BEGIN

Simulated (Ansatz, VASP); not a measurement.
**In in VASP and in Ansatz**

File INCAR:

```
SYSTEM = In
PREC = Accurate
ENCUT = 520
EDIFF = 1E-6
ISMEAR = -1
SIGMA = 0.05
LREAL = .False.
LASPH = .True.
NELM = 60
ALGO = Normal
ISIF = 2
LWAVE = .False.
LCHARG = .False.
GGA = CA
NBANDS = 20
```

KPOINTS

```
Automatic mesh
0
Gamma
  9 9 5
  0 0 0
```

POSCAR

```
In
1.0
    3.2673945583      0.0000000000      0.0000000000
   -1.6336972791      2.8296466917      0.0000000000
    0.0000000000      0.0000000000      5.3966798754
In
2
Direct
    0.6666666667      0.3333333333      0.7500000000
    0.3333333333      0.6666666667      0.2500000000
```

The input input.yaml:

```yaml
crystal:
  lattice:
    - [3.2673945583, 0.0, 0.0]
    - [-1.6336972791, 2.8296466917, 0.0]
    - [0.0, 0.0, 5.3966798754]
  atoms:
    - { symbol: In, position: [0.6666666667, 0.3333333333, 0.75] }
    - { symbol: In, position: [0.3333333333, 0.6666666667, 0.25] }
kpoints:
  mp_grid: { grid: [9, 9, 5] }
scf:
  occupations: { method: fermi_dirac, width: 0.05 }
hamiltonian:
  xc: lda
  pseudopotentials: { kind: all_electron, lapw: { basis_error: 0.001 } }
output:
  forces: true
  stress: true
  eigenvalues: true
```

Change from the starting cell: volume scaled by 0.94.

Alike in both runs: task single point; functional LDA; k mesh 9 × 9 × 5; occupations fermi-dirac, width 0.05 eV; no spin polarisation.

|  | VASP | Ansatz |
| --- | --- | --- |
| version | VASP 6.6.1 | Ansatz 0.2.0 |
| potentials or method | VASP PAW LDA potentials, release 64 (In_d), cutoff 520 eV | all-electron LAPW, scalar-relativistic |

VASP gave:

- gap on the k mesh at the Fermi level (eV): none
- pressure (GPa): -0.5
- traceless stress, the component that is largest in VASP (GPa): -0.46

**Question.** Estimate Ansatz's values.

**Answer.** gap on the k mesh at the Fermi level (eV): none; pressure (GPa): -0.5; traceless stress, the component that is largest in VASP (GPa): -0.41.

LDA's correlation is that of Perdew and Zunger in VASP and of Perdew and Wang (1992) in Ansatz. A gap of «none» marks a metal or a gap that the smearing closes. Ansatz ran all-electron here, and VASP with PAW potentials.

END

## Work item
Repeat exactly the lines of the material above, taking the first line, the line with "Estimate Ansatz's values.", and every line between them.

## Exercise solution
Simulated (Ansatz, VASP); not a measurement.
**In in VASP and in Ansatz**

File INCAR:

```
SYSTEM = In
PREC = Accurate
ENCUT = 520
EDIFF = 1E-6
ISMEAR = -1
SIGMA = 0.05
LREAL = .False.
LASPH = .True.
NELM = 60
ALGO = Normal
ISIF = 2
LWAVE = .False.
LCHARG = .False.
GGA = CA
NBANDS = 20
```

KPOINTS

```
Automatic mesh
0
Gamma
  9 9 5
  0 0 0
```

POSCAR

```
In
1.0
    3.2673945583      0.0000000000      0.0000000000
   -1.6336972791      2.8296466917      0.0000000000
    0.0000000000      0.0000000000      5.3966798754
In
2
Direct
    0.6666666667      0.3333333333      0.7500000000
    0.3333333333      0.6666666667      0.2500000000
```

The input input.yaml:

```yaml
crystal:
  lattice:
    - [3.2673945583, 0.0, 0.0]
    - [-1.6336972791, 2.8296466917, 0.0]
    - [0.0, 0.0, 5.3966798754]
  atoms:
    - { symbol: In, position: [0.6666666667, 0.3333333333, 0.75] }
    - { symbol: In, position: [0.3333333333, 0.6666666667, 0.25] }
kpoints:
  mp_grid: { grid: [9, 9, 5] }
scf:
  occupations: { method: fermi_dirac, width: 0.05 }
hamiltonian:
  xc: lda
  pseudopotentials: { kind: all_electron, lapw: { basis_error: 0.001 } }
output:
  forces: true
  stress: true
  eigenvalues: true
```

Change from the starting cell: volume scaled by 0.94.

Alike in both runs: task single point; functional LDA; k mesh 9 × 9 × 5; occupations fermi-dirac, width 0.05 eV; no spin polarisation.

|  | VASP | Ansatz |
| --- | --- | --- |
| version | VASP 6.6.1 | Ansatz 0.2.0 |
| potentials or method | VASP PAW LDA potentials, release 64 (In_d), cutoff 520 eV | all-electron LAPW, scalar-relativistic |

VASP gave:

- gap on the k mesh at the Fermi level (eV): none
- pressure (GPa): -0.5
- traceless stress, the component that is largest in VASP (GPa): -0.46

**Question.** Estimate Ansatz's values.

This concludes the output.